GIVEN ENTRIES:
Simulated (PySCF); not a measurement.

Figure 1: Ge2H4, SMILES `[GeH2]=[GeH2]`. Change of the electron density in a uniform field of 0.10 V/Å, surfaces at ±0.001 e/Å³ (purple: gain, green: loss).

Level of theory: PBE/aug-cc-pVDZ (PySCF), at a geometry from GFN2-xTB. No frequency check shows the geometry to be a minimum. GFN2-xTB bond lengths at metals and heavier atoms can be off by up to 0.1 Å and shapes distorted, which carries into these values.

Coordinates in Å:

WORK INSTRUCTION: For this exercise, write out all of the data exactly.

WRITTEN REPLY:
Simulated (PySCF); not a measurement.

Figure 1: Ge2H4, SMILES `[GeH2]=[GeH2]`. Change of the electron density in a uniform field of 0.10 V/Å, surfaces at ±0.001 e/Å³ (purple: gain, green: loss).

Level of theory: PBE/aug-cc-pVDZ (PySCF), at a geometry from GFN2-xTB. No frequency check shows the geometry to be a minimum. GFN2-xTB bond lengths at metals and heavier atoms can be off by up to 0.1 Å and shapes distorted, which carries into these values.

Coordinates in Å:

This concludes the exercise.